**MATERIAL SUPPLIED:**
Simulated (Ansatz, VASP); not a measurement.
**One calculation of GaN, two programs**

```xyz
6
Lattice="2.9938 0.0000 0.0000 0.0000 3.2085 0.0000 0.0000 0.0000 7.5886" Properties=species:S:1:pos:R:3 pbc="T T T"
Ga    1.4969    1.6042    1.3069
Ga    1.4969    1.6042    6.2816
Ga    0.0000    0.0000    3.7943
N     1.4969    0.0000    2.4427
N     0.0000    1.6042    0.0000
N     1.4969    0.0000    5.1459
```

**ASSIGNED TASK:** Give back all the data exactly as written.

**REPLY:**
Simulated (Ansatz, VASP); not a measurement.
**One calculation of GaN, two programs**

```xyz
6
Lattice="2.9938 0.0000 0.0000 0.0000 3.2085 0.0000 0.0000 0.0000 7.5886" Properties=species:S:1:pos:R:3 pbc="T T T"
Ga    1.4969    1.6042    1.3069
Ga    1.4969    1.6042    6.2816
Ga    0.0000    0.0000    3.7943
N     1.4969    0.0000    2.4427
N     0.0000    1.6042    0.0000
N     1.4969    0.0000    5.1459
```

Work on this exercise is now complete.